▶ _Exercise data_
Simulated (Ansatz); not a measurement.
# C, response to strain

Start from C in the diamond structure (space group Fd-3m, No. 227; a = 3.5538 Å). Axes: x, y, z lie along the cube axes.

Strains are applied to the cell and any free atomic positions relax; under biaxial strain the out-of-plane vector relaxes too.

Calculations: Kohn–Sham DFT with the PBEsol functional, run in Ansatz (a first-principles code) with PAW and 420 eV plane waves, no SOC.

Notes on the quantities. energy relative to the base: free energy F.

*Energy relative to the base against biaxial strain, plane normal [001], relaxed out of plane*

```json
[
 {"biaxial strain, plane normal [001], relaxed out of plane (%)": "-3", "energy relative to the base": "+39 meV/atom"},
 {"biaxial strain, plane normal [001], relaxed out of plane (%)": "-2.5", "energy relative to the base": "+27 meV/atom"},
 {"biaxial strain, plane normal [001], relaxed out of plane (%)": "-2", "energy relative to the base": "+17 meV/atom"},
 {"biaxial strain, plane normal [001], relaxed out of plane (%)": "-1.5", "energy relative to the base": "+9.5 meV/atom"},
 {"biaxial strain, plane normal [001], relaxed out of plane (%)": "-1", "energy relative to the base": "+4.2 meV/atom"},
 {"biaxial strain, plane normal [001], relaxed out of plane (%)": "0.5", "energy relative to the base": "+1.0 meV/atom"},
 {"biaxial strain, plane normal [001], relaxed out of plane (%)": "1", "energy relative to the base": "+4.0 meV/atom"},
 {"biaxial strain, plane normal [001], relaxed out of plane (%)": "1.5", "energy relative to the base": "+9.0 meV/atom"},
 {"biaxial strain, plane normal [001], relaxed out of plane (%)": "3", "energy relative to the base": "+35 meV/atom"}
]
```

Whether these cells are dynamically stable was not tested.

▶ _Work item_
The expected answer is an exact copy of the lines above, beginning at the line with "Strains are applied" and ending at the line with "Notes on the", with both ends in.

▶ _Answer box_
Strains are applied to the cell and any free atomic positions relax; under biaxial strain the out-of-plane vector relaxes too.

Calculations: Kohn–Sham DFT with the PBEsol functional, run in Ansatz (a first-principles code) with PAW and 420 eV plane waves, no SOC.

Notes on the quantities. energy relative to the base: free energy F.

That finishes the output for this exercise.